_Requirement:_
Only the lines from the start of the data through the one containing "- The geometry" belong in your answer; return them exactly.

▽

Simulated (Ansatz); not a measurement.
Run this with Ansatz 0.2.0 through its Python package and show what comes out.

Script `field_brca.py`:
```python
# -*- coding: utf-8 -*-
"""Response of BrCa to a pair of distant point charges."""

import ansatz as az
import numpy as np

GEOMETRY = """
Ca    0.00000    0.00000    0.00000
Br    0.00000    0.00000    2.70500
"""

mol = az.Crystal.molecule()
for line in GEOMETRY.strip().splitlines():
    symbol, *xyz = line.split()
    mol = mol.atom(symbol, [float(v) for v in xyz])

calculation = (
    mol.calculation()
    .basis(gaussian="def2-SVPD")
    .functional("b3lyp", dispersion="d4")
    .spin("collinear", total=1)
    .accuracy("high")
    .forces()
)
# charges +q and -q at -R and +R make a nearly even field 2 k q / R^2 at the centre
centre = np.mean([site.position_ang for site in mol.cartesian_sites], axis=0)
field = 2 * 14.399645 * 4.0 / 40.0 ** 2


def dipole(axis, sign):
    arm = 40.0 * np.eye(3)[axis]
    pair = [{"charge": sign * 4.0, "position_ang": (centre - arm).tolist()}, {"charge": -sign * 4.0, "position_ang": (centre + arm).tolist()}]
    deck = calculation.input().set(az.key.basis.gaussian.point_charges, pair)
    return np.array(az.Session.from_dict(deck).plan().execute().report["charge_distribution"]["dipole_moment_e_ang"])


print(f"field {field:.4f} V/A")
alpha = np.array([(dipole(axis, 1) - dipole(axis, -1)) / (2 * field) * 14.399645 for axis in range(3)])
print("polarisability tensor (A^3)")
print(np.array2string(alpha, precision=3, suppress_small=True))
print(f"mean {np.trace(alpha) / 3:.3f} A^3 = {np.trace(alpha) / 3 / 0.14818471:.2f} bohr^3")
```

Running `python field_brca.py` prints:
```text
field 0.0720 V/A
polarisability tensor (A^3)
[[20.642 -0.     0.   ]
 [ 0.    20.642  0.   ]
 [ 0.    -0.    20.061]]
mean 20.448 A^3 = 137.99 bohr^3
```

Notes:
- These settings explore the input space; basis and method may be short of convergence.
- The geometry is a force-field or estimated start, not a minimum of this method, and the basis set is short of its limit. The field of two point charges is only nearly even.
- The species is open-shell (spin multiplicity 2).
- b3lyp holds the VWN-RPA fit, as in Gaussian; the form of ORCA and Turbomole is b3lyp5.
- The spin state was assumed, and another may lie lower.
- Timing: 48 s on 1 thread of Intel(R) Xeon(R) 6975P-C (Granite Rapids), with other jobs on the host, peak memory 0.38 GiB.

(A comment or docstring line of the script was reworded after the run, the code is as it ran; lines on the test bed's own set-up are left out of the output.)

△

_Exercise solution:_
Simulated (Ansatz); not a measurement.
Run this with Ansatz 0.2.0 through its Python package and show what comes out.

Script `field_brca.py`:
```python
# -*- coding: utf-8 -*-
"""Response of BrCa to a pair of distant point charges."""

import ansatz as az
import numpy as np

GEOMETRY = """
Ca    0.00000    0.00000    0.00000
Br    0.00000    0.00000    2.70500
"""

mol = az.Crystal.molecule()
for line in GEOMETRY.strip().splitlines():
    symbol, *xyz = line.split()
    mol = mol.atom(symbol, [float(v) for v in xyz])

calculation = (
    mol.calculation()
    .basis(gaussian="def2-SVPD")
    .functional("b3lyp", dispersion="d4")
    .spin("collinear", total=1)
    .accuracy("high")
    .forces()
)
# charges +q and -q at -R and +R make a nearly even field 2 k q / R^2 at the centre
centre = np.mean([site.position_ang for site in mol.cartesian_sites], axis=0)
field = 2 * 14.399645 * 4.0 / 40.0 ** 2


def dipole(axis, sign):
    arm = 40.0 * np.eye(3)[axis]
    pair = [{"charge": sign * 4.0, "position_ang": (centre - arm).tolist()}, {"charge": -sign * 4.0, "position_ang": (centre + arm).tolist()}]
    deck = calculation.input().set(az.key.basis.gaussian.point_charges, pair)
    return np.array(az.Session.from_dict(deck).plan().execute().report["charge_distribution"]["dipole_moment_e_ang"])


print(f"field {field:.4f} V/A")
alpha = np.array([(dipole(axis, 1) - dipole(axis, -1)) / (2 * field) * 14.399645 for axis in range(3)])
print("polarisability tensor (A^3)")
print(np.array2string(alpha, precision=3, suppress_small=True))
print(f"mean {np.trace(alpha) / 3:.3f} A^3 = {np.trace(alpha) / 3 / 0.14818471:.2f} bohr^3")
```

Running `python field_brca.py` prints:
```text
field 0.0720 V/A
polarisability tensor (A^3)
[[20.642 -0.     0.   ]
 [ 0.    20.642  0.   ]
 [ 0.    -0.    20.061]]
mean 20.448 A^3 = 137.99 bohr^3
```

Notes:
- These settings explore the input space; basis and method may be short of convergence.
- The geometry is a force-field or estimated start, not a minimum of this method, and the basis set is short of its limit. The field of two point charges is only nearly even.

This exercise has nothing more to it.